(PROVIDED MATERIAL)
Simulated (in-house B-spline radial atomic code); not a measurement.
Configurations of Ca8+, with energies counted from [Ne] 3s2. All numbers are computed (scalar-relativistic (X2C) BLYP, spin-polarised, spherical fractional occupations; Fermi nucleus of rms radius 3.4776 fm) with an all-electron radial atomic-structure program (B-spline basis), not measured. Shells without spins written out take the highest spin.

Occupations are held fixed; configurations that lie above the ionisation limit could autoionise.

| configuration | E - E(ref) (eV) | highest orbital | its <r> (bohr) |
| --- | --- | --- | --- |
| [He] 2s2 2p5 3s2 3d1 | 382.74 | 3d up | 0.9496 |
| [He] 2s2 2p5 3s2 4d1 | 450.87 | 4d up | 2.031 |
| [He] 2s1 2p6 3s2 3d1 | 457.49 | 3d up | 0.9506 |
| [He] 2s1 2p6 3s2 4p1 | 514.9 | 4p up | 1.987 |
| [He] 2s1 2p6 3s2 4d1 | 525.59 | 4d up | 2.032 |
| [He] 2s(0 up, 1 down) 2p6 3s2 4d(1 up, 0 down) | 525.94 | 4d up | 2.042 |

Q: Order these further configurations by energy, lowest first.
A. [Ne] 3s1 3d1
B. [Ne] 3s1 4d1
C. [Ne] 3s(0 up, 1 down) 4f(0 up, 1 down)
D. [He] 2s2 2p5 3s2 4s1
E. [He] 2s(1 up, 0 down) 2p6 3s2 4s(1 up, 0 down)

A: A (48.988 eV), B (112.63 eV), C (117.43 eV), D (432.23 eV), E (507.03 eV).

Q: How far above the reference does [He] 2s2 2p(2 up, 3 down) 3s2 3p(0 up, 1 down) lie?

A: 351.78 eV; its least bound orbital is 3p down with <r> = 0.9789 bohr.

(REQUIRED ACTION) Everything from the first line above up to and including the line that contains "E. [He] 2s(1" should be printed exactly; please print only that.

(WORKED SOLUTION)
Simulated (in-house B-spline radial atomic code); not a measurement.
Configurations of Ca8+, with energies counted from [Ne] 3s2. All numbers are computed (scalar-relativistic (X2C) BLYP, spin-polarised, spherical fractional occupations; Fermi nucleus of rms radius 3.4776 fm) with an all-electron radial atomic-structure program (B-spline basis), not measured. Shells without spins written out take the highest spin.

Occupations are held fixed; configurations that lie above the ionisation limit could autoionise.

| configuration | E - E(ref) (eV) | highest orbital | its <r> (bohr) |
| --- | --- | --- | --- |
| [He] 2s2 2p5 3s2 3d1 | 382.74 | 3d up | 0.9496 |
| [He] 2s2 2p5 3s2 4d1 | 450.87 | 4d up | 2.031 |
| [He] 2s1 2p6 3s2 3d1 | 457.49 | 3d up | 0.9506 |
| [He] 2s1 2p6 3s2 4p1 | 514.9 | 4p up | 1.987 |
| [He] 2s1 2p6 3s2 4d1 | 525.59 | 4d up | 2.032 |
| [He] 2s(0 up, 1 down) 2p6 3s2 4d(1 up, 0 down) | 525.94 | 4d up | 2.042 |

Q: Order these further configurations by energy, lowest first.
A. [Ne] 3s1 3d1
B. [Ne] 3s1 4d1
C. [Ne] 3s(0 up, 1 down) 4f(0 up, 1 down)
D. [He] 2s2 2p5 3s2 4s1
E. [He] 2s(1 up, 0 down) 2p6 3s2 4s(1 up, 0 down)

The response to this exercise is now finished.